(Assigned task) Start the output with the opening line of the listing below and continue, reproducing each line exactly, up to and including the line that contains "did it change?".

BEGIN
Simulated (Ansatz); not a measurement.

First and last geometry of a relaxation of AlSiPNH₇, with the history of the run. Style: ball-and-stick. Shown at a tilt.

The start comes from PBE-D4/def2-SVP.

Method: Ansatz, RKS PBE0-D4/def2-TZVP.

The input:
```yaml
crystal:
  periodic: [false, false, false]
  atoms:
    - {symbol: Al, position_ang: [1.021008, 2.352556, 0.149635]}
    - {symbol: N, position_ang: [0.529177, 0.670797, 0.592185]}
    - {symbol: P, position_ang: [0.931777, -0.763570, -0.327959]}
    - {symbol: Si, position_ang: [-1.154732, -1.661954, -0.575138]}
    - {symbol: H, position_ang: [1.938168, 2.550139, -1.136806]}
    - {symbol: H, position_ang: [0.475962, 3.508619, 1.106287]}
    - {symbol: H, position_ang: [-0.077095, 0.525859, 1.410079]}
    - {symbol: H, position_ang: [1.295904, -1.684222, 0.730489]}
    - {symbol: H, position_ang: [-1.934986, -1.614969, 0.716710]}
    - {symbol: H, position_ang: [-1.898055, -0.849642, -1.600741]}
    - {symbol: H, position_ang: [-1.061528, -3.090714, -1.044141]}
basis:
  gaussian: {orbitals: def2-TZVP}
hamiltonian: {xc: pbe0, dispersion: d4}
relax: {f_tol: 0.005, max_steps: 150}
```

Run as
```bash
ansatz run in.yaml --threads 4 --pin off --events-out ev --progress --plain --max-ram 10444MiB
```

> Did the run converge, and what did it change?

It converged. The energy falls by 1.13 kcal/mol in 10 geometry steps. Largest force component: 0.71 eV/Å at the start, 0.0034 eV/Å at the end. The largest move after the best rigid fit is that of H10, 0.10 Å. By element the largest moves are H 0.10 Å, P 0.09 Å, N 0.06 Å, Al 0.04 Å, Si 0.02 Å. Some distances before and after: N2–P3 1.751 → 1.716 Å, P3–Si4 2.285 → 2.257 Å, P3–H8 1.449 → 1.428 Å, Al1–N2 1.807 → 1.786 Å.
END

(Task result)
Simulated (Ansatz); not a measurement.

First and last geometry of a relaxation of AlSiPNH₇, with the history of the run. Style: ball-and-stick. Shown at a tilt.

The start comes from PBE-D4/def2-SVP.

Method: Ansatz, RKS PBE0-D4/def2-TZVP.

The input:
```yaml
crystal:
  periodic: [false, false, false]
  atoms:
    - {symbol: Al, position_ang: [1.021008, 2.352556, 0.149635]}
    - {symbol: N, position_ang: [0.529177, 0.670797, 0.592185]}
    - {symbol: P, position_ang: [0.931777, -0.763570, -0.327959]}
    - {symbol: Si, position_ang: [-1.154732, -1.661954, -0.575138]}
    - {symbol: H, position_ang: [1.938168, 2.550139, -1.136806]}
    - {symbol: H, position_ang: [0.475962, 3.508619, 1.106287]}
    - {symbol: H, position_ang: [-0.077095, 0.525859, 1.410079]}
    - {symbol: H, position_ang: [1.295904, -1.684222, 0.730489]}
    - {symbol: H, position_ang: [-1.934986, -1.614969, 0.716710]}
    - {symbol: H, position_ang: [-1.898055, -0.849642, -1.600741]}
    - {symbol: H, position_ang: [-1.061528, -3.090714, -1.044141]}
basis:
  gaussian: {orbitals: def2-TZVP}
hamiltonian: {xc: pbe0, dispersion: d4}
relax: {f_tol: 0.005, max_steps: 150}
```

Run as
```bash
ansatz run in.yaml --threads 4 --pin off --events-out ev --progress --plain --max-ram 10444MiB
```

> Did the run converge, and what did it change?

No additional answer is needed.